╔══

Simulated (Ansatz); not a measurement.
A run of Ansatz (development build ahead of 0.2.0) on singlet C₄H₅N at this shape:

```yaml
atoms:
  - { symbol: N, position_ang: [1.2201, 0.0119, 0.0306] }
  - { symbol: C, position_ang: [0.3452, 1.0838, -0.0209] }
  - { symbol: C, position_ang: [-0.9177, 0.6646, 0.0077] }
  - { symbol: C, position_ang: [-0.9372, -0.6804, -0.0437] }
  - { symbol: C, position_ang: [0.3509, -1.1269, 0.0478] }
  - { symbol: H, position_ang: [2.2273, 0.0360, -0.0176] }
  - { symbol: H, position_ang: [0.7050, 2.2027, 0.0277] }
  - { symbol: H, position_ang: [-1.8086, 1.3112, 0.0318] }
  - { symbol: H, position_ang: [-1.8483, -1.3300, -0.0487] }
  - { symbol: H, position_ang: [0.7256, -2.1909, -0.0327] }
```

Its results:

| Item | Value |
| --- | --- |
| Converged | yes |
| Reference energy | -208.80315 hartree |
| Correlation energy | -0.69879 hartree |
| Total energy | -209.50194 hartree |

╚══

*Assigned task*.
Repeat the material in full. Nothing may differ.

*Written answer*.
Simulated (Ansatz); not a measurement.
A run of Ansatz (development build ahead of 0.2.0) on singlet C₄H₅N at this shape:

```yaml
atoms:
  - { symbol: N, position_ang: [1.2201, 0.0119, 0.0306] }
  - { symbol: C, position_ang: [0.3452, 1.0838, -0.0209] }
  - { symbol: C, position_ang: [-0.9177, 0.6646, 0.0077] }
  - { symbol: C, position_ang: [-0.9372, -0.6804, -0.0437] }
  - { symbol: C, position_ang: [0.3509, -1.1269, 0.0478] }
  - { symbol: H, position_ang: [2.2273, 0.0360, -0.0176] }
  - { symbol: H, position_ang: [0.7050, 2.2027, 0.0277] }
  - { symbol: H, position_ang: [-1.8086, 1.3112, 0.0318] }
  - { symbol: H, position_ang: [-1.8483, -1.3300, -0.0487] }
  - { symbol: H, position_ang: [0.7256, -2.1909, -0.0327] }
```

Its results:

| Item | Value |
| --- | --- |
| Converged | yes |
| Reference energy | -208.80315 hartree |
| Correlation energy | -0.69879 hartree |
| Total energy | -209.50194 hartree |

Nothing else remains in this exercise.